* ACTION ITEM
Repeat the entries word for word. Leave nothing out.

* SUPPLIED RECORDS
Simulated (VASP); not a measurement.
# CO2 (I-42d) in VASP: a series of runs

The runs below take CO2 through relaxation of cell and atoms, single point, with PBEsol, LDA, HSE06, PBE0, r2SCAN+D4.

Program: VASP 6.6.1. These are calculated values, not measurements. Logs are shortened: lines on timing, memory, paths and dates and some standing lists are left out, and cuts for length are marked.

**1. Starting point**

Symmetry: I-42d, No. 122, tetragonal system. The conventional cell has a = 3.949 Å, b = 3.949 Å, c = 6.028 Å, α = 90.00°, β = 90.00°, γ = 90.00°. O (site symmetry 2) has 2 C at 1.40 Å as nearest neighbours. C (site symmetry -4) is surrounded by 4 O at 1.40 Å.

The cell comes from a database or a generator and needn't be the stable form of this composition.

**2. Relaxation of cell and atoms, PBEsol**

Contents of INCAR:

* EXERCISE SOLUTION
Simulated (VASP); not a measurement.
# CO2 (I-42d) in VASP: a series of runs

The runs below take CO2 through relaxation of cell and atoms, single point, with PBEsol, LDA, HSE06, PBE0, r2SCAN+D4.

Program: VASP 6.6.1. These are calculated values, not measurements. Logs are shortened: lines on timing, memory, paths and dates and some standing lists are left out, and cuts for length are marked.

**1. Starting point**

Symmetry: I-42d, No. 122, tetragonal system. The conventional cell has a = 3.949 Å, b = 3.949 Å, c = 6.028 Å, α = 90.00°, β = 90.00°, γ = 90.00°. O (site symmetry 2) has 2 C at 1.40 Å as nearest neighbours. C (site symmetry -4) is surrounded by 4 O at 1.40 Å.

The cell comes from a database or a generator and needn't be the stable form of this composition.

**2. Relaxation of cell and atoms, PBEsol**

Contents of INCAR:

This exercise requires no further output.